━━━━━ PROVIDED DATA ━━━━━
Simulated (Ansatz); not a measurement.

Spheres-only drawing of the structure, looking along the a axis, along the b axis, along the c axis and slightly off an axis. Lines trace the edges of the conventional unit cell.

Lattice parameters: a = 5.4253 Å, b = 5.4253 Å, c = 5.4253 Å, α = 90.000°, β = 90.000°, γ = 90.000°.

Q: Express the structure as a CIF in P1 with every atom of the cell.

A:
━━━━━

**WORK ORDER**
What this exercise calls for is a precise transcription of the material above.

**TASK RESPONSE**
Simulated (Ansatz); not a measurement.

Spheres-only drawing of the structure, looking along the a axis, along the b axis, along the c axis and slightly off an axis. Lines trace the edges of the conventional unit cell.

Lattice parameters: a = 5.4253 Å, b = 5.4253 Å, c = 5.4253 Å, α = 90.000°, β = 90.000°, γ = 90.000°.

Q: Express the structure as a CIF in P1 with every atom of the cell.

A:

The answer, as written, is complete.